RECORDS SHOWN:
###

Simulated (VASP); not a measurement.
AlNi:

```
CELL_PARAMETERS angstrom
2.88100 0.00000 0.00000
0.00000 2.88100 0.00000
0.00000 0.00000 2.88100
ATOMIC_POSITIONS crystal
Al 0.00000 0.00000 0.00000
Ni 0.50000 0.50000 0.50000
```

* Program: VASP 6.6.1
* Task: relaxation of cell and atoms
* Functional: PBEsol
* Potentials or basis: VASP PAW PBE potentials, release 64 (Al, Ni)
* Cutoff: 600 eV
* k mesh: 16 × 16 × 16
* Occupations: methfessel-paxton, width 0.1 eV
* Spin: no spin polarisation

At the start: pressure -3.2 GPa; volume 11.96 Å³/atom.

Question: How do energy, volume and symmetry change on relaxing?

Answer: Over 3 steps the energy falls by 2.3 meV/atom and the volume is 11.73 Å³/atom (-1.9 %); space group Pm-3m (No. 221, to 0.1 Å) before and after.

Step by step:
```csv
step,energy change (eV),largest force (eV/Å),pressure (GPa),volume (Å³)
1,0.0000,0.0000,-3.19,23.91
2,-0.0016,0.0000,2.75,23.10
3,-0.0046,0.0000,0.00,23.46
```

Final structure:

###

EXERCISE: Each line from the start of the listing above through the line containing "At the start: pressure" must be reproduced exactly. Leave out the rest.

RESPONSE AREA:
Simulated (VASP); not a measurement.
AlNi:

```
CELL_PARAMETERS angstrom
2.88100 0.00000 0.00000
0.00000 2.88100 0.00000
0.00000 0.00000 2.88100
ATOMIC_POSITIONS crystal
Al 0.00000 0.00000 0.00000
Ni 0.50000 0.50000 0.50000
```

* Program: VASP 6.6.1
* Task: relaxation of cell and atoms
* Functional: PBEsol
* Potentials or basis: VASP PAW PBE potentials, release 64 (Al, Ni)
* Cutoff: 600 eV
* k mesh: 16 × 16 × 16
* Occupations: methfessel-paxton, width 0.1 eV
* Spin: no spin polarisation

At the start: pressure -3.2 GPa; volume 11.96 Å³/atom.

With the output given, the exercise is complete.